····················

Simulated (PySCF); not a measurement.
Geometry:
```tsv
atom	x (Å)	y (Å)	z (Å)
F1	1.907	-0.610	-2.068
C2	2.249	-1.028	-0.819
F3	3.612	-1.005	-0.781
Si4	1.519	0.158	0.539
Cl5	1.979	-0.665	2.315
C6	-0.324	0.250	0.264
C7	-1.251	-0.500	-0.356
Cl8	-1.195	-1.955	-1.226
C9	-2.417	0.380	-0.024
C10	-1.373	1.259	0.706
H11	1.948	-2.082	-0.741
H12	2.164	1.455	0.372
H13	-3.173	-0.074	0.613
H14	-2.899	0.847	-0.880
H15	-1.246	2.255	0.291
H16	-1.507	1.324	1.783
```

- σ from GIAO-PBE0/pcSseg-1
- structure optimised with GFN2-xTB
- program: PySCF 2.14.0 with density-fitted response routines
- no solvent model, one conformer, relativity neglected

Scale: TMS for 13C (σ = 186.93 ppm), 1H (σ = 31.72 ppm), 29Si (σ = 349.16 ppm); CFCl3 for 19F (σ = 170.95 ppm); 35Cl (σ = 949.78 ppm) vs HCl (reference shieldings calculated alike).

····················

Everything above must be retyped. Keep each record exactly the same.

» **Written reply**
Simulated (PySCF); not a measurement.
Geometry:
```tsv
atom	x (Å)	y (Å)	z (Å)
F1	1.907	-0.610	-2.068
C2	2.249	-1.028	-0.819
F3	3.612	-1.005	-0.781
Si4	1.519	0.158	0.539
Cl5	1.979	-0.665	2.315
C6	-0.324	0.250	0.264
C7	-1.251	-0.500	-0.356
Cl8	-1.195	-1.955	-1.226
C9	-2.417	0.380	-0.024
C10	-1.373	1.259	0.706
H11	1.948	-2.082	-0.741
H12	2.164	1.455	0.372
H13	-3.173	-0.074	0.613
H14	-2.899	0.847	-0.880
H15	-1.246	2.255	0.291
H16	-1.507	1.324	1.783
```

- σ from GIAO-PBE0/pcSseg-1
- structure optimised with GFN2-xTB
- program: PySCF 2.14.0 with density-fitted response routines
- no solvent model, one conformer, relativity neglected

Scale: TMS for 13C (σ = 186.93 ppm), 1H (σ = 31.72 ppm), 29Si (σ = 349.16 ppm); CFCl3 for 19F (σ = 170.95 ppm); 35Cl (σ = 949.78 ppm) vs HCl (reference shieldings calculated alike).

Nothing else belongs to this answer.